RAW DATA>
........

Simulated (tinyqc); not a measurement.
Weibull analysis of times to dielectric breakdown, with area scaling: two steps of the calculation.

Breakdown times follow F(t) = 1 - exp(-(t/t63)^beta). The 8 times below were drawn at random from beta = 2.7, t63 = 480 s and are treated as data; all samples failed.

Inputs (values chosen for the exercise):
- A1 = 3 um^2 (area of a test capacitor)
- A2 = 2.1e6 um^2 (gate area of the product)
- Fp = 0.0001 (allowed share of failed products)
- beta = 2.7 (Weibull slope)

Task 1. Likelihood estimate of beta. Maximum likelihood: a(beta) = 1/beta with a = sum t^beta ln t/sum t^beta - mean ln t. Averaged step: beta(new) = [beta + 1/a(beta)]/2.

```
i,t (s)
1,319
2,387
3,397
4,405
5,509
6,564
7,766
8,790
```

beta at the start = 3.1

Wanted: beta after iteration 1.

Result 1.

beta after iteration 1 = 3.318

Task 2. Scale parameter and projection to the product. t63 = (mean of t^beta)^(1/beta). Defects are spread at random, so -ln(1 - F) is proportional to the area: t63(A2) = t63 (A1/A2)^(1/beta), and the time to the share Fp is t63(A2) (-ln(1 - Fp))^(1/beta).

........

WORK ORDER>
Transcribe the records above from the line holding "Task 1. Likelihood" down to the line holding "beta after iteration 1 = 3.318", inclusive, without adding anything.

ANSWER AREA>
Task 1. Likelihood estimate of beta. Maximum likelihood: a(beta) = 1/beta with a = sum t^beta ln t/sum t^beta - mean ln t. Averaged step: beta(new) = [beta + 1/a(beta)]/2.

```
i,t (s)
1,319
2,387
3,397
4,405
5,509
6,564
7,766
8,790
```

beta at the start = 3.1

Wanted: beta after iteration 1.

Result 1.

beta after iteration 1 = 3.318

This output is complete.